# EXCERPTED DATA
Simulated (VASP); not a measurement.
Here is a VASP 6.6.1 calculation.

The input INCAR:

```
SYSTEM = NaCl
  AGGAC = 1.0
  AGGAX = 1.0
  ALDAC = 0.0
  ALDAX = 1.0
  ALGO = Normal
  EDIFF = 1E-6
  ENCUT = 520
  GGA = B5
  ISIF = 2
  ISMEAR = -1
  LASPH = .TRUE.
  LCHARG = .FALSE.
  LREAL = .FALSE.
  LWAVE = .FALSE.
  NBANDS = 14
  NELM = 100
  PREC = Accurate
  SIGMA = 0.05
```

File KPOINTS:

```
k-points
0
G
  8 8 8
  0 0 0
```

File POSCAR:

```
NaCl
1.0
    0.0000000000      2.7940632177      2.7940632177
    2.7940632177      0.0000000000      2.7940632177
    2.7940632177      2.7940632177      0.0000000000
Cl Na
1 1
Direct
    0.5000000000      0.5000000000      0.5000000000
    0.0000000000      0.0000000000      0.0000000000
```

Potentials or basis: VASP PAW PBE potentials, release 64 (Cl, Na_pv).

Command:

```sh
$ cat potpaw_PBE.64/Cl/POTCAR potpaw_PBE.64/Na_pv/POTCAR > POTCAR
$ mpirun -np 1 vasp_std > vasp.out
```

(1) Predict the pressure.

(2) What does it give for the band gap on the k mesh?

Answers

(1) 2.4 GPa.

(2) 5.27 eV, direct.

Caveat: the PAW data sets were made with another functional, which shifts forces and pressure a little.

# WORK ITEM
Among the entries above, find the line with "(1) 2.4 GPa." and the line with "(2) 5.27 eV, direct."; give again exactly these two lines and all lines between them.

# WRITTEN SOLUTION
(1) 2.4 GPa.

(2) 5.27 eV, direct.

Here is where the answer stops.